----- ENTRIES SHOWN -----

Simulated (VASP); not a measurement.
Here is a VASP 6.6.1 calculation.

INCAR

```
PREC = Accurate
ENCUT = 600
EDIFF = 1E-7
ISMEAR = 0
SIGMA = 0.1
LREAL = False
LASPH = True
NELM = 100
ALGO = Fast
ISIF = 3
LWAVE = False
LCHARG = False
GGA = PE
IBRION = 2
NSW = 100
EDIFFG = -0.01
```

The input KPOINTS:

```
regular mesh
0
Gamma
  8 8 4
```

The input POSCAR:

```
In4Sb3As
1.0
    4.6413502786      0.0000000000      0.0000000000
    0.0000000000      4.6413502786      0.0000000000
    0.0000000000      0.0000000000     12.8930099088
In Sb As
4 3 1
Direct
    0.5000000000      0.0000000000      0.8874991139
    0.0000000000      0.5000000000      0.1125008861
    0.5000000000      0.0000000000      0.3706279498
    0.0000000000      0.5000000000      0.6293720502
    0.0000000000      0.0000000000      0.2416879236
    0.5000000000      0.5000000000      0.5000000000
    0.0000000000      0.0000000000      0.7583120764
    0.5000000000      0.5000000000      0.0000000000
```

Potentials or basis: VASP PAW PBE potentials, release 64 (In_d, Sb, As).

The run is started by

-----

## ASSIGNMENT
Set down each entry again, exactly as written.

## EXERCISE ANSWER
Simulated (VASP); not a measurement.
Here is a VASP 6.6.1 calculation.

INCAR

```
PREC = Accurate
ENCUT = 600
EDIFF = 1E-7
ISMEAR = 0
SIGMA = 0.1
LREAL = False
LASPH = True
NELM = 100
ALGO = Fast
ISIF = 3
LWAVE = False
LCHARG = False
GGA = PE
IBRION = 2
NSW = 100
EDIFFG = -0.01
```

The input KPOINTS:

```
regular mesh
0
Gamma
  8 8 4
```

The input POSCAR:

```
In4Sb3As
1.0
    4.6413502786      0.0000000000      0.0000000000
    0.0000000000      4.6413502786      0.0000000000
    0.0000000000      0.0000000000     12.8930099088
In Sb As
4 3 1
Direct
    0.5000000000      0.0000000000      0.8874991139
    0.0000000000      0.5000000000      0.1125008861
    0.5000000000      0.0000000000      0.3706279498
    0.0000000000      0.5000000000      0.6293720502
    0.0000000000      0.0000000000      0.2416879236
    0.5000000000      0.5000000000      0.5000000000
    0.0000000000      0.0000000000      0.7583120764
    0.5000000000      0.5000000000      0.0000000000
```

Potentials or basis: VASP PAW PBE potentials, release 64 (In_d, Sb, As).

The run is started by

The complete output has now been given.